▬▬▬
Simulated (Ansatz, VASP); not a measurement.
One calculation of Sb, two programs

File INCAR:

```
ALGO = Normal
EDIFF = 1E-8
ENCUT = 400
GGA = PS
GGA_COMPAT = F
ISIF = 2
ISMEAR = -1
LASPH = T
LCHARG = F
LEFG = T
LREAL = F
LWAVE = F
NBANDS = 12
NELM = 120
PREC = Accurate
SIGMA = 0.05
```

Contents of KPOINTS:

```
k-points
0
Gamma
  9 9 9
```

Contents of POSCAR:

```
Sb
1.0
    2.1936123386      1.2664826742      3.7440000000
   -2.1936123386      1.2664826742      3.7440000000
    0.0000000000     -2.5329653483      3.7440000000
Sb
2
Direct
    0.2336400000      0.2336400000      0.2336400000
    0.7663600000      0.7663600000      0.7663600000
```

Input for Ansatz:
▬▬▬

- [Action item]: The records must be given again in full, exactly as they were written.

- [Task answer]:
Simulated (Ansatz, VASP); not a measurement.
One calculation of Sb, two programs

File INCAR:

```
ALGO = Normal
EDIFF = 1E-8
ENCUT = 400
GGA = PS
GGA_COMPAT = F
ISIF = 2
ISMEAR = -1
LASPH = T
LCHARG = F
LEFG = T
LREAL = F
LWAVE = F
NBANDS = 12
NELM = 120
PREC = Accurate
SIGMA = 0.05
```

Contents of KPOINTS:

```
k-points
0
Gamma
  9 9 9
```

Contents of POSCAR:

```
Sb
1.0
    2.1936123386      1.2664826742      3.7440000000
   -2.1936123386      1.2664826742      3.7440000000
    0.0000000000     -2.5329653483      3.7440000000
Sb
2
Direct
    0.2336400000      0.2336400000      0.2336400000
    0.7663600000      0.7663600000      0.7663600000
```

Input for Ansatz:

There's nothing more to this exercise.